Work order:
The records that follow should be copied in full, exactly as they read.

□ □ □ □

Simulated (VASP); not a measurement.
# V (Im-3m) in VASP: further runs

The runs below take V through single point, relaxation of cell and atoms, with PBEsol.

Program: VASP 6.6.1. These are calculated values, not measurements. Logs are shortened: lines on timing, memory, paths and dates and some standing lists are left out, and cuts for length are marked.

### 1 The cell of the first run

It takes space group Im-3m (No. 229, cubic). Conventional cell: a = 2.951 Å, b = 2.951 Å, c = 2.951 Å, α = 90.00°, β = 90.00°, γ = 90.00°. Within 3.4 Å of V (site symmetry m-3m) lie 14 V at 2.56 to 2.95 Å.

□ □ □ □

Response:
Simulated (VASP); not a measurement.
# V (Im-3m) in VASP: further runs

The runs below take V through single point, relaxation of cell and atoms, with PBEsol.

Program: VASP 6.6.1. These are calculated values, not measurements. Logs are shortened: lines on timing, memory, paths and dates and some standing lists are left out, and cuts for length are marked.

### 1 The cell of the first run

It takes space group Im-3m (No. 229, cubic). Conventional cell: a = 2.951 Å, b = 2.951 Å, c = 2.951 Å, α = 90.00°, β = 90.00°, γ = 90.00°. Within 3.4 Å of V (site symmetry m-3m) lie 14 V at 2.56 to 2.95 Å.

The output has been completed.